□ □ □ □

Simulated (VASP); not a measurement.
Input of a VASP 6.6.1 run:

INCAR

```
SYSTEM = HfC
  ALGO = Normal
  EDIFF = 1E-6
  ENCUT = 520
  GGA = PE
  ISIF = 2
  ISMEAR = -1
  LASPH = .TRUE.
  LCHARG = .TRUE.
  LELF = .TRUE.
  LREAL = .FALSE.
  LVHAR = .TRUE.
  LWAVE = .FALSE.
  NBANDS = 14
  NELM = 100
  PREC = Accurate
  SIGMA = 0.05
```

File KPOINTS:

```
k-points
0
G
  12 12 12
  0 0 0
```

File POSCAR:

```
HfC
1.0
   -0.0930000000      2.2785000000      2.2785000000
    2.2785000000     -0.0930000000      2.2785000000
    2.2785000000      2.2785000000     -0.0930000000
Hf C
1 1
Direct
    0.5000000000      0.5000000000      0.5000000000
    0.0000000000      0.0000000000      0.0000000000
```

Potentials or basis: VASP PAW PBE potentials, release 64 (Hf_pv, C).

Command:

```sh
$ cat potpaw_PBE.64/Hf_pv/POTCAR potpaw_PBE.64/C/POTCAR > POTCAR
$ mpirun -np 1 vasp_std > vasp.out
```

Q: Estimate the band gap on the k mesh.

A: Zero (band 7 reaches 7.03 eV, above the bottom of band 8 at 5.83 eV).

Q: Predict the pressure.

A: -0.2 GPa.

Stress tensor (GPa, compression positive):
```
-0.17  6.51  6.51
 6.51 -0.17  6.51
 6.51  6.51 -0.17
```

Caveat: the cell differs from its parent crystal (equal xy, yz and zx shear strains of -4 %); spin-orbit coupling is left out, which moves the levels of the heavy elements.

□ □ □ □

Activity
Repeat exactly the lines of the material above, taking the first line, the line with "Q: Estimate the band gap on the k mesh.", and every line between them.

Answer box
Simulated (VASP); not a measurement.
Input of a VASP 6.6.1 run:

INCAR

```
SYSTEM = HfC
  ALGO = Normal
  EDIFF = 1E-6
  ENCUT = 520
  GGA = PE
  ISIF = 2
  ISMEAR = -1
  LASPH = .TRUE.
  LCHARG = .TRUE.
  LELF = .TRUE.
  LREAL = .FALSE.
  LVHAR = .TRUE.
  LWAVE = .FALSE.
  NBANDS = 14
  NELM = 100
  PREC = Accurate
  SIGMA = 0.05
```

File KPOINTS:

```
k-points
0
G
  12 12 12
  0 0 0
```

File POSCAR:

```
HfC
1.0
   -0.0930000000      2.2785000000      2.2785000000
    2.2785000000     -0.0930000000      2.2785000000
    2.2785000000      2.2785000000     -0.0930000000
Hf C
1 1
Direct
    0.5000000000      0.5000000000      0.5000000000
    0.0000000000      0.0000000000      0.0000000000
```

Potentials or basis: VASP PAW PBE potentials, release 64 (Hf_pv, C).

Command:

```sh
$ cat potpaw_PBE.64/Hf_pv/POTCAR potpaw_PBE.64/C/POTCAR > POTCAR
$ mpirun -np 1 vasp_std > vasp.out
```

Q: Estimate the band gap on the k mesh.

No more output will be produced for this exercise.